Assignment: Return the complete listing without omission.

Entries supplied:
━━━━━━━━

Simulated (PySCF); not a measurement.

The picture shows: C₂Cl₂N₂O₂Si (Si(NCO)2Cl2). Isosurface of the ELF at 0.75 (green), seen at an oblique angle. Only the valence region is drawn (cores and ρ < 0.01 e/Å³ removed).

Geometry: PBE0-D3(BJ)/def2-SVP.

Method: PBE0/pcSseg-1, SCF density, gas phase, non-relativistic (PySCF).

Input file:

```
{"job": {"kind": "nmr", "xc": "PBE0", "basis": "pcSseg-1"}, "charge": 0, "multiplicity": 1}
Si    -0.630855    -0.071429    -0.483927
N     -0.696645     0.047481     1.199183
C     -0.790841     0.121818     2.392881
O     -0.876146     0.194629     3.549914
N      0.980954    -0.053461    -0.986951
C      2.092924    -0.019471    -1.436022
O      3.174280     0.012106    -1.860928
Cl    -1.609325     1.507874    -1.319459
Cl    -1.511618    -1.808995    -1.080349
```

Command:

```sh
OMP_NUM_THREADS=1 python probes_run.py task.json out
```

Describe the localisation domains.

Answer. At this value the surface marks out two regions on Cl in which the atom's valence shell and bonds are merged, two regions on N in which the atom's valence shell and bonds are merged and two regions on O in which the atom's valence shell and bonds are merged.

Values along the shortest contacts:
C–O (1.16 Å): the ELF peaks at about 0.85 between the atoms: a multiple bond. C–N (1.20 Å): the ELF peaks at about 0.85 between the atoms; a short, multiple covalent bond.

━━━━━━━━

Answer space:
Simulated (PySCF); not a measurement.

The picture shows: C₂Cl₂N₂O₂Si (Si(NCO)2Cl2). Isosurface of the ELF at 0.75 (green), seen at an oblique angle. Only the valence region is drawn (cores and ρ < 0.01 e/Å³ removed).

Geometry: PBE0-D3(BJ)/def2-SVP.

Method: PBE0/pcSseg-1, SCF density, gas phase, non-relativistic (PySCF).

Input file:

```
{"job": {"kind": "nmr", "xc": "PBE0", "basis": "pcSseg-1"}, "charge": 0, "multiplicity": 1}
Si    -0.630855    -0.071429    -0.483927
N     -0.696645     0.047481     1.199183
C     -0.790841     0.121818     2.392881
O     -0.876146     0.194629     3.549914
N      0.980954    -0.053461    -0.986951
C      2.092924    -0.019471    -1.436022
O      3.174280     0.012106    -1.860928
Cl    -1.609325     1.507874    -1.319459
Cl    -1.511618    -1.808995    -1.080349
```

Command:

```sh
OMP_NUM_THREADS=1 python probes_run.py task.json out
```

Describe the localisation domains.

Answer. At this value the surface marks out two regions on Cl in which the atom's valence shell and bonds are merged, two regions on N in which the atom's valence shell and bonds are merged and two regions on O in which the atom's valence shell and bonds are merged.

Values along the shortest contacts:
C–O (1.16 Å): the ELF peaks at about 0.85 between the atoms: a multiple bond. C–N (1.20 Å): the ELF peaks at about 0.85 between the atoms; a short, multiple covalent bond.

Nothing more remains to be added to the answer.